## Work request
Each record needs to be transcribed exactly.

******************************

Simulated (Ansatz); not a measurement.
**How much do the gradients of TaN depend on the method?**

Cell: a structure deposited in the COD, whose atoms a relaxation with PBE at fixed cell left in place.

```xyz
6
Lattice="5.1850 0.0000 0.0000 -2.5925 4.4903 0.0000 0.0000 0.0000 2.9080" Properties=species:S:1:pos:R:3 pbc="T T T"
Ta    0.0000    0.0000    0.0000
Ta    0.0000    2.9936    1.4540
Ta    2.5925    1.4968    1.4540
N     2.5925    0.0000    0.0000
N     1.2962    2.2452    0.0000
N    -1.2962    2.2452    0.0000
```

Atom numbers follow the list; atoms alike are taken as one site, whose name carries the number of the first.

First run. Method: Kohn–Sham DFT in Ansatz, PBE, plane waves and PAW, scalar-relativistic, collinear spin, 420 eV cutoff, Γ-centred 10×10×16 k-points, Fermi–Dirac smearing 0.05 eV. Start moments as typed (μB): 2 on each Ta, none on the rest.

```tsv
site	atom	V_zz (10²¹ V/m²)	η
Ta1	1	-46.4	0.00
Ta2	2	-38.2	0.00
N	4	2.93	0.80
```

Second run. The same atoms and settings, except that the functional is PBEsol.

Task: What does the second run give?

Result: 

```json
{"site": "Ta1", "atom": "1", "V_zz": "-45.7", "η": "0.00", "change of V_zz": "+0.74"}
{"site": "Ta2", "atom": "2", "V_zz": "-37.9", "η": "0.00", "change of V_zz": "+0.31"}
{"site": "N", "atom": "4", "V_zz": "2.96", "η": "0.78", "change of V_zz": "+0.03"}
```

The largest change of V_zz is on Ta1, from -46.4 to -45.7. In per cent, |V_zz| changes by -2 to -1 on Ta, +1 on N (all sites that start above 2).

******************************

## Exercise solution
Simulated (Ansatz); not a measurement.
**How much do the gradients of TaN depend on the method?**

Cell: a structure deposited in the COD, whose atoms a relaxation with PBE at fixed cell left in place.

```xyz
6
Lattice="5.1850 0.0000 0.0000 -2.5925 4.4903 0.0000 0.0000 0.0000 2.9080" Properties=species:S:1:pos:R:3 pbc="T T T"
Ta    0.0000    0.0000    0.0000
Ta    0.0000    2.9936    1.4540
Ta    2.5925    1.4968    1.4540
N     2.5925    0.0000    0.0000
N     1.2962    2.2452    0.0000
N    -1.2962    2.2452    0.0000
```

Atom numbers follow the list; atoms alike are taken as one site, whose name carries the number of the first.

First run. Method: Kohn–Sham DFT in Ansatz, PBE, plane waves and PAW, scalar-relativistic, collinear spin, 420 eV cutoff, Γ-centred 10×10×16 k-points, Fermi–Dirac smearing 0.05 eV. Start moments as typed (μB): 2 on each Ta, none on the rest.

```tsv
site	atom	V_zz (10²¹ V/m²)	η
Ta1	1	-46.4	0.00
Ta2	2	-38.2	0.00
N	4	2.93	0.80
```

Second run. The same atoms and settings, except that the functional is PBEsol.

Task: What does the second run give?

Result: 

```json
{"site": "Ta1", "atom": "1", "V_zz": "-45.7", "η": "0.00", "change of V_zz": "+0.74"}
{"site": "Ta2", "atom": "2", "V_zz": "-37.9", "η": "0.00", "change of V_zz": "+0.31"}
{"site": "N", "atom": "4", "V_zz": "2.96", "η": "0.78", "change of V_zz": "+0.03"}
```

The largest change of V_zz is on Ta1, from -46.4 to -45.7. In per cent, |V_zz| changes by -2 to -1 on Ta, +1 on N (all sites that start above 2).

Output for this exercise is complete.